=== Assigned task ===
This exercise calls for every record to be set down again, exactly and in full.

=== Source data ===
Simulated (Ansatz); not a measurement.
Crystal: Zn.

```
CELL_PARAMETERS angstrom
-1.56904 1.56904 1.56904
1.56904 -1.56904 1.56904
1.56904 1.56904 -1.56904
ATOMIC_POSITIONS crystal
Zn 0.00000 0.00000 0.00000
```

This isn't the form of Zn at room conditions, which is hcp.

=== Task output ===
Simulated (Ansatz); not a measurement.
Crystal: Zn.

```
CELL_PARAMETERS angstrom
-1.56904 1.56904 1.56904
1.56904 -1.56904 1.56904
1.56904 1.56904 -1.56904
ATOMIC_POSITIONS crystal
Zn 0.00000 0.00000 0.00000
```

This isn't the form of Zn at room conditions, which is hcp.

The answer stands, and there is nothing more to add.